Requirement ▸ Retype, word for word, each line between the lines holding "pressure | 19 GPa |" and "Question: How long", inclusive, and leave the rest of the data alone.

─── Extracted data

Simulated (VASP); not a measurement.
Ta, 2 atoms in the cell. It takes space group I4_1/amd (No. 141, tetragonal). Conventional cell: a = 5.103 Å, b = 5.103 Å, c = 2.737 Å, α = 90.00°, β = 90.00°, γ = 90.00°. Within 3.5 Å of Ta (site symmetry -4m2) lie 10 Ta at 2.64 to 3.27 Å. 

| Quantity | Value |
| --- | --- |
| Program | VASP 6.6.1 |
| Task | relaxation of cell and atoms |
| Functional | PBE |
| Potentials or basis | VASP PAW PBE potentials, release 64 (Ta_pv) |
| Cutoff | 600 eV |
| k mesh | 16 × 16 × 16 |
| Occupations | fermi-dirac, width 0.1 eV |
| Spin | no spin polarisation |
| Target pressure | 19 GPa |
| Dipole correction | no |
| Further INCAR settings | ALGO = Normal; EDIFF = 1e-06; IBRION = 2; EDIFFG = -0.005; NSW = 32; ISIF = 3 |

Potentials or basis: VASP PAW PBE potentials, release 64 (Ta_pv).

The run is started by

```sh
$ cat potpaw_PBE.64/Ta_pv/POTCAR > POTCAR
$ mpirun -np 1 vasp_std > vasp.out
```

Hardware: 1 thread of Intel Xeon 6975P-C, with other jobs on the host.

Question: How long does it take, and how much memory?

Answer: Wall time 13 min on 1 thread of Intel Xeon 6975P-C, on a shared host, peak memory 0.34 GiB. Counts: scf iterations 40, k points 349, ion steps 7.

──────

Task output ▸
| Target pressure | 19 GPa |
| Dipole correction | no |
| Further INCAR settings | ALGO = Normal; EDIFF = 1e-06; IBRION = 2; EDIFFG = -0.005; NSW = 32; ISIF = 3 |

Potentials or basis: VASP PAW PBE potentials, release 64 (Ta_pv).

The run is started by

```sh
$ cat potpaw_PBE.64/Ta_pv/POTCAR > POTCAR
$ mpirun -np 1 vasp_std > vasp.out
```

Hardware: 1 thread of Intel Xeon 6975P-C, with other jobs on the host.

Question: How long does it take, and how much memory?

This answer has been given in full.